**Required action:** Reproduce each line of the material exactly as it reads.

**Information provided:**
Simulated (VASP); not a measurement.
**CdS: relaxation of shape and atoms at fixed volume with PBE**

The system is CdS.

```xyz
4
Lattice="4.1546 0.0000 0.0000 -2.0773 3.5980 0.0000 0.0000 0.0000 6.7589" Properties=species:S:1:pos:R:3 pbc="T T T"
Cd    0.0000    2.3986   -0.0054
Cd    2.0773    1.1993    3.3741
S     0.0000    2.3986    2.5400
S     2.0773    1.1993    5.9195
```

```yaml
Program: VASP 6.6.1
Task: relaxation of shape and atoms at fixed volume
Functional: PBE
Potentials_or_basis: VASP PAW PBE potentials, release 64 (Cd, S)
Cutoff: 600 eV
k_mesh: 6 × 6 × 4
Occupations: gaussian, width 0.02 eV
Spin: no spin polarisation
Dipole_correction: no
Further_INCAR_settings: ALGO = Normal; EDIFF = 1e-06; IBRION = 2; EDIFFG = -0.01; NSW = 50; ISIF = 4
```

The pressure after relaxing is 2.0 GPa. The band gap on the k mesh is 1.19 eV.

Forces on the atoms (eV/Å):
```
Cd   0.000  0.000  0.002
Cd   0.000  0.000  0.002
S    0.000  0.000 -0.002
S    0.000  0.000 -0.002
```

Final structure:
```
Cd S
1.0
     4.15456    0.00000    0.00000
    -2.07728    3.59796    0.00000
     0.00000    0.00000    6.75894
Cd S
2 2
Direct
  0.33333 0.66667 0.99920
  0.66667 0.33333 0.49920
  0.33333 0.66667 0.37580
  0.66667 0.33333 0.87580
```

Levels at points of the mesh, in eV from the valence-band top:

**Response box:**
Simulated (VASP); not a measurement.
**CdS: relaxation of shape and atoms at fixed volume with PBE**

The system is CdS.

```xyz
4
Lattice="4.1546 0.0000 0.0000 -2.0773 3.5980 0.0000 0.0000 0.0000 6.7589" Properties=species:S:1:pos:R:3 pbc="T T T"
Cd    0.0000    2.3986   -0.0054
Cd    2.0773    1.1993    3.3741
S     0.0000    2.3986    2.5400
S     2.0773    1.1993    5.9195
```

```yaml
Program: VASP 6.6.1
Task: relaxation of shape and atoms at fixed volume
Functional: PBE
Potentials_or_basis: VASP PAW PBE potentials, release 64 (Cd, S)
Cutoff: 600 eV
k_mesh: 6 × 6 × 4
Occupations: gaussian, width 0.02 eV
Spin: no spin polarisation
Dipole_correction: no
Further_INCAR_settings: ALGO = Normal; EDIFF = 1e-06; IBRION = 2; EDIFFG = -0.01; NSW = 50; ISIF = 4
```

The pressure after relaxing is 2.0 GPa. The band gap on the k mesh is 1.19 eV.

Forces on the atoms (eV/Å):
```
Cd   0.000  0.000  0.002
Cd   0.000  0.000  0.002
S    0.000  0.000 -0.002
S    0.000  0.000 -0.002
```

Final structure:
```
Cd S
1.0
     4.15456    0.00000    0.00000
    -2.07728    3.59796    0.00000
     0.00000    0.00000    6.75894
Cd S
2 2
Direct
  0.33333 0.66667 0.99920
  0.66667 0.33333 0.49920
  0.33333 0.66667 0.37580
  0.66667 0.33333 0.87580
```

Levels at points of the mesh, in eV from the valence-band top:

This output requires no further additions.